▶ **ACTION ITEM**:
Repeat the records below exactly, beginning at the first line and finishing with the line that contains "- k mesh: 8 × 8 × 8".

··· RECORDS PROVIDED
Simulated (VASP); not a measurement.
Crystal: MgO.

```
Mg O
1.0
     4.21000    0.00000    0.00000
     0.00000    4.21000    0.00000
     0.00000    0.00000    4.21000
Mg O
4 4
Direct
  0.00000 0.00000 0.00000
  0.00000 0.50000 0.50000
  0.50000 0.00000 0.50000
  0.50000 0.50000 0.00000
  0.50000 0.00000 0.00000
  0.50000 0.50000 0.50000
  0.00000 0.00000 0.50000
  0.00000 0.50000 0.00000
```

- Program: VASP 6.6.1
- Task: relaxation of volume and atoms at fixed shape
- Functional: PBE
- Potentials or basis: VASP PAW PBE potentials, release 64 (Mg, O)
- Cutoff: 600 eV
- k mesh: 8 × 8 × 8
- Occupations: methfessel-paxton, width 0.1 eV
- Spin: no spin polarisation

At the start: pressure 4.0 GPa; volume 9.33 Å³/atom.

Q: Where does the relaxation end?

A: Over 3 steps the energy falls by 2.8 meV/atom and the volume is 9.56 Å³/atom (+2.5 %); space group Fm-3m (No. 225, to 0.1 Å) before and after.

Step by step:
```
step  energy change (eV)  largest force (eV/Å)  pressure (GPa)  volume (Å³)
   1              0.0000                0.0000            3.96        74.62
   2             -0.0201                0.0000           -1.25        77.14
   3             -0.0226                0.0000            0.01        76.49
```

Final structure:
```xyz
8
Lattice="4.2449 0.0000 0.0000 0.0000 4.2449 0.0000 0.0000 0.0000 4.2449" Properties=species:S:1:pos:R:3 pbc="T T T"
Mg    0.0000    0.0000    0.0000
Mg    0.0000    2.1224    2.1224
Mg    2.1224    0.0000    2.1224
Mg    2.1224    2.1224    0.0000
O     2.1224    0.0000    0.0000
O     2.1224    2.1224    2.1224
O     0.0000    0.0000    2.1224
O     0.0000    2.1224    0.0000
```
······

▶ **ANSWER BOX**:
Simulated (VASP); not a measurement.
Crystal: MgO.

```
Mg O
1.0
     4.21000    0.00000    0.00000
     0.00000    4.21000    0.00000
     0.00000    0.00000    4.21000
Mg O
4 4
Direct
  0.00000 0.00000 0.00000
  0.00000 0.50000 0.50000
  0.50000 0.00000 0.50000
  0.50000 0.50000 0.00000
  0.50000 0.00000 0.00000
  0.50000 0.50000 0.50000
  0.00000 0.00000 0.50000
  0.00000 0.50000 0.00000
```

- Program: VASP 6.6.1
- Task: relaxation of volume and atoms at fixed shape
- Functional: PBE
- Potentials or basis: VASP PAW PBE potentials, release 64 (Mg, O)
- Cutoff: 600 eV
- k mesh: 8 × 8 × 8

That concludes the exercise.